**Work request**.
Find the line containing "The cell holds" in the records below. Copy exactly that line and each one after it, ending at the line containing "The starting cell", and nothing more.

**Given entries**.
------------------------------------------------------------------------

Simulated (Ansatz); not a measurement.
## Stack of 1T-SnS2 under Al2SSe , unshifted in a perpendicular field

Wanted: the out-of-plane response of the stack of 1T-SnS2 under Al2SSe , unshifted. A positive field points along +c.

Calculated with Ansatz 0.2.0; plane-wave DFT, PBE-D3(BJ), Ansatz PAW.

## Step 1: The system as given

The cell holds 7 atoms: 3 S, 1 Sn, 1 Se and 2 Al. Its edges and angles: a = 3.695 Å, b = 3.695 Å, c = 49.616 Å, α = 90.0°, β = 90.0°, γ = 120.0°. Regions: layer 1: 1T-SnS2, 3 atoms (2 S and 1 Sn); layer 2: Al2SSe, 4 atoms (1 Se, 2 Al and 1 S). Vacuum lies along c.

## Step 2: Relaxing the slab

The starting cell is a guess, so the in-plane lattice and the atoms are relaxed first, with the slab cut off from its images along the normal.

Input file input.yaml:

------------------------------------------------------------------------

**Exercise answer**.
The cell holds 7 atoms: 3 S, 1 Sn, 1 Se and 2 Al. Its edges and angles: a = 3.695 Å, b = 3.695 Å, c = 49.616 Å, α = 90.0°, β = 90.0°, γ = 120.0°. Regions: layer 1: 1T-SnS2, 3 atoms (2 S and 1 Sn); layer 2: Al2SSe, 4 atoms (1 Se, 2 Al and 1 S). Vacuum lies along c.

## Step 2: Relaxing the slab

The starting cell is a guess, so the in-plane lattice and the atoms are relaxed first, with the slab cut off from its images along the normal.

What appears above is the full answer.